• [Exercise] The expected answer is the set of lines in the data below between the line holding "64 (In_d, Se)." and the line holding "Caveat: the PAW", inclusive, written out exactly.

• [Provided material]
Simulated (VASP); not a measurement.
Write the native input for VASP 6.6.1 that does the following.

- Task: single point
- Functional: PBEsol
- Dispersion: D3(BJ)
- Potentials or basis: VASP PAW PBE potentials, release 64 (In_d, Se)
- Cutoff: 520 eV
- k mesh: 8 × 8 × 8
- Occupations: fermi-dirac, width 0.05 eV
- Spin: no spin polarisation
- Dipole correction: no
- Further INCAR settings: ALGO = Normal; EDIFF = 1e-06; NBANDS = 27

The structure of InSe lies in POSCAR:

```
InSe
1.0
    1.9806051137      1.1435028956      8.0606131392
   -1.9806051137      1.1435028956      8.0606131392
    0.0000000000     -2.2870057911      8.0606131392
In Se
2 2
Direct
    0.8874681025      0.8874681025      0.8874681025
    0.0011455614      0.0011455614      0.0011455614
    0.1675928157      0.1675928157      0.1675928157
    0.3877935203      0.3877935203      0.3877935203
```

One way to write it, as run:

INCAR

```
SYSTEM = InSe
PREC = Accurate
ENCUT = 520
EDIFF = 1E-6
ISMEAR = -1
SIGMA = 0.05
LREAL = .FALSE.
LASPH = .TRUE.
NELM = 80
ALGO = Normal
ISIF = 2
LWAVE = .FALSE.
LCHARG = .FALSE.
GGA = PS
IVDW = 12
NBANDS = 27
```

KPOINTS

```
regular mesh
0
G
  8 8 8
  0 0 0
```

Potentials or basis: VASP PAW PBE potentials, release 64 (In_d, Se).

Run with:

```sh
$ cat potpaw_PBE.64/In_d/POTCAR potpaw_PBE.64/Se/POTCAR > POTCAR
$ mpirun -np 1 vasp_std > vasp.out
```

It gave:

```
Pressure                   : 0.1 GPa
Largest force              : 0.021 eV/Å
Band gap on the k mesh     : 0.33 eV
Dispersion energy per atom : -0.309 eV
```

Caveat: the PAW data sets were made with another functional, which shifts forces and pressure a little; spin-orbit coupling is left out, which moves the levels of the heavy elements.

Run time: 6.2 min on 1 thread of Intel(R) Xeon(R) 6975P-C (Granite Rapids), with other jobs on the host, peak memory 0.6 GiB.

• [Your response]
Potentials or basis: VASP PAW PBE potentials, release 64 (In_d, Se).

Run with:

```sh
$ cat potpaw_PBE.64/In_d/POTCAR potpaw_PBE.64/Se/POTCAR > POTCAR
$ mpirun -np 1 vasp_std > vasp.out
```

It gave:

```
Pressure                   : 0.1 GPa
Largest force              : 0.021 eV/Å
Band gap on the k mesh     : 0.33 eV
Dispersion energy per atom : -0.309 eV
```

Caveat: the PAW data sets were made with another functional, which shifts forces and pressure a little; spin-orbit coupling is left out, which moves the levels of the heavy elements.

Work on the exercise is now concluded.